ASSIGNMENT :: In the data below, find the line that contains "- KT2/def2-SVP, computed − measured: -0.25" and the line that contains "- BP86/def2-SVP, dipole moment (D): 1.92". Copy both, plus every line between them, exactly.

INFORMATION SUPPLIED ::
+ + + +
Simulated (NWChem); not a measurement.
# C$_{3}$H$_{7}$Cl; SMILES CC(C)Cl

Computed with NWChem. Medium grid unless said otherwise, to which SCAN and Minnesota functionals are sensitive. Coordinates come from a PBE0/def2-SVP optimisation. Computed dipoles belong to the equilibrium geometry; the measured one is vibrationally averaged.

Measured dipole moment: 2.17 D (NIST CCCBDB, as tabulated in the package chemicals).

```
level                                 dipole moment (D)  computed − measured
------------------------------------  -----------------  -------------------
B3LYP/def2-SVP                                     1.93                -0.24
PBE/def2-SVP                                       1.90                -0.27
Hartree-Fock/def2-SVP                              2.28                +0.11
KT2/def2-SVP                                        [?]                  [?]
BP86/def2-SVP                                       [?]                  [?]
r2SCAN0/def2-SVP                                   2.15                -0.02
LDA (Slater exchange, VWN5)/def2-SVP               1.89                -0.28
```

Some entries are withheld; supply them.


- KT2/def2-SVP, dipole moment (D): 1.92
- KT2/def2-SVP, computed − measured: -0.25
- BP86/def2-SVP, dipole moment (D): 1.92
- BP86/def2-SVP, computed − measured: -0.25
+ + + +

RESPONSE AREA ::
- KT2/def2-SVP, computed − measured: -0.25
- BP86/def2-SVP, dipole moment (D): 1.92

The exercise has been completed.